╭─ STORED DATA

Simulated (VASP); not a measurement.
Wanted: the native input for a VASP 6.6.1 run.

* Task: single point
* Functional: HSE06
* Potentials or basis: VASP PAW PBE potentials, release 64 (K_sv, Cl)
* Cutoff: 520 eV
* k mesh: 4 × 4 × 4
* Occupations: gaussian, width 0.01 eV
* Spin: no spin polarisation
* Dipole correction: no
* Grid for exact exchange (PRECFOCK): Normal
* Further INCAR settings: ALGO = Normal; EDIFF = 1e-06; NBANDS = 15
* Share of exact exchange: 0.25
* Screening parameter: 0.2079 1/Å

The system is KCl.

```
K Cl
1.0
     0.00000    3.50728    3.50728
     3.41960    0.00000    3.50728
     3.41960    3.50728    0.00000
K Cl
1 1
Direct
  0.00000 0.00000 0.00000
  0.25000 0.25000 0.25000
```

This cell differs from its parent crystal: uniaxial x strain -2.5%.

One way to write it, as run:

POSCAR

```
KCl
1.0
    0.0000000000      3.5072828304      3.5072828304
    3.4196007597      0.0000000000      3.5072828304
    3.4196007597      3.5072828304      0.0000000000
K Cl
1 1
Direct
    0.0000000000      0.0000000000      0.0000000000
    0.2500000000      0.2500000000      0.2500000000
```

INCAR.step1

╰─

▶ REQUIREMENT
Output the material again, line for line.

▶ RESPONSE
Simulated (VASP); not a measurement.
Wanted: the native input for a VASP 6.6.1 run.

* Task: single point
* Functional: HSE06
* Potentials or basis: VASP PAW PBE potentials, release 64 (K_sv, Cl)
* Cutoff: 520 eV
* k mesh: 4 × 4 × 4
* Occupations: gaussian, width 0.01 eV
* Spin: no spin polarisation
* Dipole correction: no
* Grid for exact exchange (PRECFOCK): Normal
* Further INCAR settings: ALGO = Normal; EDIFF = 1e-06; NBANDS = 15
* Share of exact exchange: 0.25
* Screening parameter: 0.2079 1/Å

The system is KCl.

```
K Cl
1.0
     0.00000    3.50728    3.50728
     3.41960    0.00000    3.50728
     3.41960    3.50728    0.00000
K Cl
1 1
Direct
  0.00000 0.00000 0.00000
  0.25000 0.25000 0.25000
```

This cell differs from its parent crystal: uniaxial x strain -2.5%.

One way to write it, as run:

POSCAR

```
KCl
1.0
    0.0000000000      3.5072828304      3.5072828304
    3.4196007597      0.0000000000      3.5072828304
    3.4196007597      3.5072828304      0.0000000000
K Cl
1 1
Direct
    0.0000000000      0.0000000000      0.0000000000
    0.2500000000      0.2500000000      0.2500000000
```

INCAR.step1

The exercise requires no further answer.